*** Opening of DATA LISTING ***

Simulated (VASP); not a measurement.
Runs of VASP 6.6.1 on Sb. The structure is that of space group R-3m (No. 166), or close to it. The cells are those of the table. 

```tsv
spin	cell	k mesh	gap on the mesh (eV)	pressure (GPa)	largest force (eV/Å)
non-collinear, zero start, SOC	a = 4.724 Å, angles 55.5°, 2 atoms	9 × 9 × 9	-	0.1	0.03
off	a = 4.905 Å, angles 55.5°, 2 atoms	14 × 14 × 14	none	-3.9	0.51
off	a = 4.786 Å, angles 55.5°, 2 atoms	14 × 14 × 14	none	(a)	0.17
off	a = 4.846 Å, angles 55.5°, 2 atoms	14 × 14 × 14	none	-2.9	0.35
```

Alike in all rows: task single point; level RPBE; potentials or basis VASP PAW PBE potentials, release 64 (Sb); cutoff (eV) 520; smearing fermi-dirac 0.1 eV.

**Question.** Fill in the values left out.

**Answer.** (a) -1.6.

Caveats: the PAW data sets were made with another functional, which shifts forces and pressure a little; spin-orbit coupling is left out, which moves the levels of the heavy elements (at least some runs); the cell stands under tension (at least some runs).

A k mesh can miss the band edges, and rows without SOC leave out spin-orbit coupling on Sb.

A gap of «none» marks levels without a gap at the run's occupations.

*** Close of DATA LISTING ***

▶ [WORK ORDER]
Starting at the first line of the records above, please copy every line exactly through the line containing "A k mesh can", and stop there.

▶ [RESULT]
Simulated (VASP); not a measurement.
Runs of VASP 6.6.1 on Sb. The structure is that of space group R-3m (No. 166), or close to it. The cells are those of the table. 

```tsv
spin	cell	k mesh	gap on the mesh (eV)	pressure (GPa)	largest force (eV/Å)
non-collinear, zero start, SOC	a = 4.724 Å, angles 55.5°, 2 atoms	9 × 9 × 9	-	0.1	0.03
off	a = 4.905 Å, angles 55.5°, 2 atoms	14 × 14 × 14	none	-3.9	0.51
off	a = 4.786 Å, angles 55.5°, 2 atoms	14 × 14 × 14	none	(a)	0.17
off	a = 4.846 Å, angles 55.5°, 2 atoms	14 × 14 × 14	none	-2.9	0.35
```

Alike in all rows: task single point; level RPBE; potentials or basis VASP PAW PBE potentials, release 64 (Sb); cutoff (eV) 520; smearing fermi-dirac 0.1 eV.

**Question.** Fill in the values left out.

**Answer.** (a) -1.6.

Caveats: the PAW data sets were made with another functional, which shifts forces and pressure a little; spin-orbit coupling is left out, which moves the levels of the heavy elements (at least some runs); the cell stands under tension (at least some runs).

A k mesh can miss the band edges, and rows without SOC leave out spin-orbit coupling on Sb.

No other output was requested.